__________
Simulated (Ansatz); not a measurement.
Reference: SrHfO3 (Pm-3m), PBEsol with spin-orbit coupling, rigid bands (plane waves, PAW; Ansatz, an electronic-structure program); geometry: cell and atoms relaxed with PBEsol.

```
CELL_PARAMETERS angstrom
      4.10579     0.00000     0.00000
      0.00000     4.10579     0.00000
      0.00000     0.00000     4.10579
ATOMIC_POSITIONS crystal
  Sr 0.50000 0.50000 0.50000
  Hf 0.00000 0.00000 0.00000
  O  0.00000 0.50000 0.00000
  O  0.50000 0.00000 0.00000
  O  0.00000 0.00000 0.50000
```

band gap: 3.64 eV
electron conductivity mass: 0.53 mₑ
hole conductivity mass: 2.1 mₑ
__________

REQUIRED ACTION: Reproduce the material exactly. Every line must match.

EXERCISE OUTPUT:
Simulated (Ansatz); not a measurement.
Reference: SrHfO3 (Pm-3m), PBEsol with spin-orbit coupling, rigid bands (plane waves, PAW; Ansatz, an electronic-structure program); geometry: cell and atoms relaxed with PBEsol.

```
CELL_PARAMETERS angstrom
      4.10579     0.00000     0.00000
      0.00000     4.10579     0.00000
      0.00000     0.00000     4.10579
ATOMIC_POSITIONS crystal
  Sr 0.50000 0.50000 0.50000
  Hf 0.00000 0.00000 0.00000
  O  0.00000 0.50000 0.00000
  O  0.50000 0.00000 0.00000
  O  0.00000 0.00000 0.50000
```

band gap: 3.64 eV
electron conductivity mass: 0.53 mₑ
hole conductivity mass: 2.1 mₑ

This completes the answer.